Data under study.
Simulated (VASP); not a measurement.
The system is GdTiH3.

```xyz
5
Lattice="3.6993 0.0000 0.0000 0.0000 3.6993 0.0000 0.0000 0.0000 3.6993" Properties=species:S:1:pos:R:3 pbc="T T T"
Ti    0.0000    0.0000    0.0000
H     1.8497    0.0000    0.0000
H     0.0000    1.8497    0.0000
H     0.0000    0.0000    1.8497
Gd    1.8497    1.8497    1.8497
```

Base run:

Work instruction. Take the entries above and repeat them. Alter nothing.

Exercise output.
Simulated (VASP); not a measurement.
The system is GdTiH3.

```xyz
5
Lattice="3.6993 0.0000 0.0000 0.0000 3.6993 0.0000 0.0000 0.0000 3.6993" Properties=species:S:1:pos:R:3 pbc="T T T"
Ti    0.0000    0.0000    0.0000
H     1.8497    0.0000    0.0000
H     0.0000    1.8497    0.0000
H     0.0000    0.0000    1.8497
Gd    1.8497    1.8497    1.8497
```

Base run:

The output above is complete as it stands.